» DATASET ENTRIES
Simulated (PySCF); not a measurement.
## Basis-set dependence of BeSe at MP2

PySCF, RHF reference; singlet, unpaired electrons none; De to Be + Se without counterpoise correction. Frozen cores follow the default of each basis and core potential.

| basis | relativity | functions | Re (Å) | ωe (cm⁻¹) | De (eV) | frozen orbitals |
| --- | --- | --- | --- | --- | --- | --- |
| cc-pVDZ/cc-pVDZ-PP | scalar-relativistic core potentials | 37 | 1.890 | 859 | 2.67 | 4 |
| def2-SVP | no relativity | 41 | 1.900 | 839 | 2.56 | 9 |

» TASK ITEM
Please return every line of the data, unaltered.

» WORKED SOLUTION
Simulated (PySCF); not a measurement.
## Basis-set dependence of BeSe at MP2

PySCF, RHF reference; singlet, unpaired electrons none; De to Be + Se without counterpoise correction. Frozen cores follow the default of each basis and core potential.

| basis | relativity | functions | Re (Å) | ωe (cm⁻¹) | De (eV) | frozen orbitals |
| --- | --- | --- | --- | --- | --- | --- |
| cc-pVDZ/cc-pVDZ-PP | scalar-relativistic core potentials | 37 | 1.890 | 859 | 2.67 | 4 |
| def2-SVP | no relativity | 41 | 1.900 | 839 | 2.56 | 9 |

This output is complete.